## REQUIRED ACTION
Starting with the line that contains "- Spin: collinear spin, ferromagnetic start" and stopping after the line that contains "Pressure -5.3 GPa;", copy the entries below exactly. Include nothing else.

## DATA FOR REVIEW
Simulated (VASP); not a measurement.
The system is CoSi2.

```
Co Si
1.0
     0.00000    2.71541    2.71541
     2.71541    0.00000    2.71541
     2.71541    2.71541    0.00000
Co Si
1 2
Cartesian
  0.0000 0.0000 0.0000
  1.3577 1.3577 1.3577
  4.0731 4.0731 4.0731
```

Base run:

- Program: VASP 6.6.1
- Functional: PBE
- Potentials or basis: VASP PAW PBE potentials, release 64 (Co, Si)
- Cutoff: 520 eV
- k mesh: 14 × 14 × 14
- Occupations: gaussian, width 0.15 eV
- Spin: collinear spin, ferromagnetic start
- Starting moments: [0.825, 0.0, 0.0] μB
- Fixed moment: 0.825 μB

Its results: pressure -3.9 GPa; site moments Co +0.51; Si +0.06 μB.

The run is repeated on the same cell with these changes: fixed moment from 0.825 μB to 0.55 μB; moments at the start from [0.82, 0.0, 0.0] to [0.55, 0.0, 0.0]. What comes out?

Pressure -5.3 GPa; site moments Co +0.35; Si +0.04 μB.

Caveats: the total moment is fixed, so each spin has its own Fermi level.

## ANSWER AREA
- Spin: collinear spin, ferromagnetic start
- Starting moments: [0.825, 0.0, 0.0] μB
- Fixed moment: 0.825 μB

Its results: pressure -3.9 GPa; site moments Co +0.51; Si +0.06 μB.

The run is repeated on the same cell with these changes: fixed moment from 0.825 μB to 0.55 μB; moments at the start from [0.82, 0.0, 0.0] to [0.55, 0.0, 0.0]. What comes out?

Pressure -5.3 GPa; site moments Co +0.35; Si +0.04 μB.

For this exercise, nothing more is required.